---------- DATA FOR REVIEW ----------
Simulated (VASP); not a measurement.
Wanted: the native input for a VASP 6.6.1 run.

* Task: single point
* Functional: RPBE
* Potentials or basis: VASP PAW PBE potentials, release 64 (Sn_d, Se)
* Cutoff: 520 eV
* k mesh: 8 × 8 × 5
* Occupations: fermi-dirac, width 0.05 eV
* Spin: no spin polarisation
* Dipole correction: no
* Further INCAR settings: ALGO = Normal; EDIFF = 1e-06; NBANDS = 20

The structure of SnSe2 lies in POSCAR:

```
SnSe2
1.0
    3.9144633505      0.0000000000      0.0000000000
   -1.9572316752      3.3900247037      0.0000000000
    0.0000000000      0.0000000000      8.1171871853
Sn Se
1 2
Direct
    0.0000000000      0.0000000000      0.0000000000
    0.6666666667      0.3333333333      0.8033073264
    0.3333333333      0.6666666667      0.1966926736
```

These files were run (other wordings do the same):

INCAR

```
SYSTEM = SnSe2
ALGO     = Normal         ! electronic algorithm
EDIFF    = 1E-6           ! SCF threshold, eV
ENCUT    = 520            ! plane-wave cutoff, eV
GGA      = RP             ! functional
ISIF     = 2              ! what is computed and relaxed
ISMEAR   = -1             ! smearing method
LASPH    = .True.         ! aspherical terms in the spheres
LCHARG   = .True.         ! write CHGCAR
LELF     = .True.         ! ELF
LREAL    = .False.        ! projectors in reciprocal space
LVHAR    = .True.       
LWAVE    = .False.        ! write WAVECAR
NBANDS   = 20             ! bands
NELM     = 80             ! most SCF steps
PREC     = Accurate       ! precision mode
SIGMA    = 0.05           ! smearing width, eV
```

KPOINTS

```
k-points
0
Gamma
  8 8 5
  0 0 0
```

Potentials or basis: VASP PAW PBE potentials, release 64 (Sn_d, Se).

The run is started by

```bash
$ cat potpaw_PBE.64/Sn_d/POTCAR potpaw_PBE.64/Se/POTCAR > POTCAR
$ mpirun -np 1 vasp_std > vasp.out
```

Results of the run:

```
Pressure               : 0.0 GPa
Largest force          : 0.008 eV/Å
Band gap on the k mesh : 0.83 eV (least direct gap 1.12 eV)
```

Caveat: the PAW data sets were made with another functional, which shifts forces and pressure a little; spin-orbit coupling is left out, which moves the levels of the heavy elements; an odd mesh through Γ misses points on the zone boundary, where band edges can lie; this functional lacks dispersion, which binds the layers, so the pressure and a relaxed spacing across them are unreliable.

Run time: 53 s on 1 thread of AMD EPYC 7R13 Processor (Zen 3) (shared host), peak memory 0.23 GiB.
----------

▶ **ACTION ITEM**: Word for word, restate the data above from its first line down to and including the line with "no spin polarisation".

▶ **EXERCISE SOLUTION**:
Simulated (VASP); not a measurement.
Wanted: the native input for a VASP 6.6.1 run.

* Task: single point
* Functional: RPBE
* Potentials or basis: VASP PAW PBE potentials, release 64 (Sn_d, Se)
* Cutoff: 520 eV
* k mesh: 8 × 8 × 5
* Occupations: fermi-dirac, width 0.05 eV
* Spin: no spin polarisation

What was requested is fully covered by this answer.